## [WORK INSTRUCTION]
When you reach the line with "Hardware: 1 thread" in the data below, begin printing lines exactly, and stop once the line with "Q: How long" has been printed.

*** RAW DATA

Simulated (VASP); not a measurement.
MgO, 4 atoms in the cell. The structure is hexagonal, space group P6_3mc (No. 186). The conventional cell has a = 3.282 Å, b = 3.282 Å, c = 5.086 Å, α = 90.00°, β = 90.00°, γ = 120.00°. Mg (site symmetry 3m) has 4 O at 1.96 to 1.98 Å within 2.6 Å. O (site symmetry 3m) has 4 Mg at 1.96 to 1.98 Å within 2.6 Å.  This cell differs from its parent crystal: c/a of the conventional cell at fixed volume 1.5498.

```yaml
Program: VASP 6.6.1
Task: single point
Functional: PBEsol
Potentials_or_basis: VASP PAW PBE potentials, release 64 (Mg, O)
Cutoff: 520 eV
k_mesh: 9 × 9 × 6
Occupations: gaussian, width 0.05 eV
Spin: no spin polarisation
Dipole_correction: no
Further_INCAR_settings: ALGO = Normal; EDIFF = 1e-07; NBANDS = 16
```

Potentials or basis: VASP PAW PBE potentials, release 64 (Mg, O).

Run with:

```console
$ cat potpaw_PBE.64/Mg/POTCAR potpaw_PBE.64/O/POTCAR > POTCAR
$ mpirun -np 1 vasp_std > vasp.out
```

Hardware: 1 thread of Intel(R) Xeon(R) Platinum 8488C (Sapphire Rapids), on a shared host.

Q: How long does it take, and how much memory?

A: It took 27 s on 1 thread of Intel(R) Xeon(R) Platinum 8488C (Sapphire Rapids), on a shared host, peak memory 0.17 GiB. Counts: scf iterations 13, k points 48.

******

## [YOUR RESPONSE]
Hardware: 1 thread of Intel(R) Xeon(R) Platinum 8488C (Sapphire Rapids), on a shared host.

Q: How long does it take, and how much memory?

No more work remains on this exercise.